Taking the listing below, restate word for word each line from the line with "width 0.01 eV |" to the line with "9.38 eV; pressure 1.6 GPa.", ends included, and stop there.

──────

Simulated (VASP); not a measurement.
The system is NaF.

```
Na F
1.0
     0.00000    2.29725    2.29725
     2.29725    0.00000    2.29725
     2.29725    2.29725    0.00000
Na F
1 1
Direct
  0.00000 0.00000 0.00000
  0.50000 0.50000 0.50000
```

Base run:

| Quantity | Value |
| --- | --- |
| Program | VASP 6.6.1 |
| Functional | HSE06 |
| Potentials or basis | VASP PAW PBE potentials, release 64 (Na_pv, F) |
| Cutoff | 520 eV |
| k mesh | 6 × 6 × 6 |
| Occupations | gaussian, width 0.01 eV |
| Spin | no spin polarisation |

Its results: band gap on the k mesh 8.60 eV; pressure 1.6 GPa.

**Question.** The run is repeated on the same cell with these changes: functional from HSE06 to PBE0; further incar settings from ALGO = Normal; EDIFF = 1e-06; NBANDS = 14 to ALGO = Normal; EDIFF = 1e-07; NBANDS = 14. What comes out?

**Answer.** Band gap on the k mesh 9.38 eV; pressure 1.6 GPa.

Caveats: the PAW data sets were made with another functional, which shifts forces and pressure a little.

──────

RESPONSE BOX:
| Occupations | gaussian, width 0.01 eV |
| Spin | no spin polarisation |

Its results: band gap on the k mesh 8.60 eV; pressure 1.6 GPa.

**Question.** The run is repeated on the same cell with these changes: functional from HSE06 to PBE0; further incar settings from ALGO = Normal; EDIFF = 1e-06; NBANDS = 14 to ALGO = Normal; EDIFF = 1e-07; NBANDS = 14. What comes out?

**Answer.** Band gap on the k mesh 9.38 eV; pressure 1.6 GPa.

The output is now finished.